Information:

BEGIN

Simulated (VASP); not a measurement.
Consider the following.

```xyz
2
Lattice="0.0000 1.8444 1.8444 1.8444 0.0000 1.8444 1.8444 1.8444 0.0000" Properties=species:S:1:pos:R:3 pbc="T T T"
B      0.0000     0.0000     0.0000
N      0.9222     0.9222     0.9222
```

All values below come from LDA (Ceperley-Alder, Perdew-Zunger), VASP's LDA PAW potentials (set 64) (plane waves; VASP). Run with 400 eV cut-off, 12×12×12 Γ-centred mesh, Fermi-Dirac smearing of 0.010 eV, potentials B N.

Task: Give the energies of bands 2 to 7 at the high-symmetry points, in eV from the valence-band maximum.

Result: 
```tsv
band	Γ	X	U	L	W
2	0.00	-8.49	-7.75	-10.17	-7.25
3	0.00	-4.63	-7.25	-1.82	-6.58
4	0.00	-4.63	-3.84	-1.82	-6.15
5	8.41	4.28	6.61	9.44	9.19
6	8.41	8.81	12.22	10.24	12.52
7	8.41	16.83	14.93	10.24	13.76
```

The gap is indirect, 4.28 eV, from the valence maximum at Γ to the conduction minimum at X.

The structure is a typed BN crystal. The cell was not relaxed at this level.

END

Activity: Each line of the data is to be transcribed exactly, with nothing left out.

Exercise response:
Simulated (VASP); not a measurement.
Consider the following.

```xyz
2
Lattice="0.0000 1.8444 1.8444 1.8444 0.0000 1.8444 1.8444 1.8444 0.0000" Properties=species:S:1:pos:R:3 pbc="T T T"
B      0.0000     0.0000     0.0000
N      0.9222     0.9222     0.9222
```

All values below come from LDA (Ceperley-Alder, Perdew-Zunger), VASP's LDA PAW potentials (set 64) (plane waves; VASP). Run with 400 eV cut-off, 12×12×12 Γ-centred mesh, Fermi-Dirac smearing of 0.010 eV, potentials B N.

Task: Give the energies of bands 2 to 7 at the high-symmetry points, in eV from the valence-band maximum.

Result: 
```tsv
band	Γ	X	U	L	W
2	0.00	-8.49	-7.75	-10.17	-7.25
3	0.00	-4.63	-7.25	-1.82	-6.58
4	0.00	-4.63	-3.84	-1.82	-6.15
5	8.41	4.28	6.61	9.44	9.19
6	8.41	8.81	12.22	10.24	12.52
7	8.41	16.83	14.93	10.24	13.76
```

The gap is indirect, 4.28 eV, from the valence maximum at Γ to the conduction minimum at X.

The structure is a typed BN crystal. The cell was not relaxed at this level.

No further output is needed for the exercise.